Required action: Go through the listing below and return every line exactly.

-- Opening Marker --

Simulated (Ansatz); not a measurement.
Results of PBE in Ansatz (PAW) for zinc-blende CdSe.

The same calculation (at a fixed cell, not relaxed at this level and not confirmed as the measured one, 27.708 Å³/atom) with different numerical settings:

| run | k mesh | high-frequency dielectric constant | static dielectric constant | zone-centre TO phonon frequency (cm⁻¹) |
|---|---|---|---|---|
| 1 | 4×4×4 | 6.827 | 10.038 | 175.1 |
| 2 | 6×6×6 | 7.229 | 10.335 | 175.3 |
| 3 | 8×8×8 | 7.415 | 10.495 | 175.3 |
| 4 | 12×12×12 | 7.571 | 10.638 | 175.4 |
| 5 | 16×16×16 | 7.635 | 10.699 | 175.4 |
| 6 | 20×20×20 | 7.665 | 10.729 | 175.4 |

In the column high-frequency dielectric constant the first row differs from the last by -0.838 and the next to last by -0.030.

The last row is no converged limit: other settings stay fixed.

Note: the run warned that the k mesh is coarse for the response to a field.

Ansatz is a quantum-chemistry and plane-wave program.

-- Closing Marker --

Task answer:
Simulated (Ansatz); not a measurement.
Results of PBE in Ansatz (PAW) for zinc-blende CdSe.

The same calculation (at a fixed cell, not relaxed at this level and not confirmed as the measured one, 27.708 Å³/atom) with different numerical settings:

| run | k mesh | high-frequency dielectric constant | static dielectric constant | zone-centre TO phonon frequency (cm⁻¹) |
|---|---|---|---|---|
| 1 | 4×4×4 | 6.827 | 10.038 | 175.1 |
| 2 | 6×6×6 | 7.229 | 10.335 | 175.3 |
| 3 | 8×8×8 | 7.415 | 10.495 | 175.3 |
| 4 | 12×12×12 | 7.571 | 10.638 | 175.4 |
| 5 | 16×16×16 | 7.635 | 10.699 | 175.4 |
| 6 | 20×20×20 | 7.665 | 10.729 | 175.4 |

In the column high-frequency dielectric constant the first row differs from the last by -0.838 and the next to last by -0.030.

The last row is no converged limit: other settings stay fixed.

Note: the run warned that the k mesh is coarse for the response to a field.

Ansatz is a quantum-chemistry and plane-wave program.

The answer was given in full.